▸ **Exercise**: Starting from the first line, transcribe the whole listing exactly.

▸ **Listed records**:
· · · ·

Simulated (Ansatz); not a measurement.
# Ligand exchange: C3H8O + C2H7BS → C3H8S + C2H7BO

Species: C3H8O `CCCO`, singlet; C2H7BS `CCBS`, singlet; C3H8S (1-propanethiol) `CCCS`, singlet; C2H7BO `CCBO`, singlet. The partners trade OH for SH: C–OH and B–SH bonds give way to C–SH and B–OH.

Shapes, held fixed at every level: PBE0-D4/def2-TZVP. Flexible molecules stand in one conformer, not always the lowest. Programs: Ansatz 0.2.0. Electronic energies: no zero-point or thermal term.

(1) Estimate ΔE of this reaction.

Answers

· · · ·

▸ **Written answer**:
Simulated (Ansatz); not a measurement.
# Ligand exchange: C3H8O + C2H7BS → C3H8S + C2H7BO

Species: C3H8O `CCCO`, singlet; C2H7BS `CCBS`, singlet; C3H8S (1-propanethiol) `CCCS`, singlet; C2H7BO `CCBO`, singlet. The partners trade OH for SH: C–OH and B–SH bonds give way to C–SH and B–OH.

Shapes, held fixed at every level: PBE0-D4/def2-TZVP. Flexible molecules stand in one conformer, not always the lowest. Programs: Ansatz 0.2.0. Electronic energies: no zero-point or thermal term.

(1) Estimate ΔE of this reaction.

Answers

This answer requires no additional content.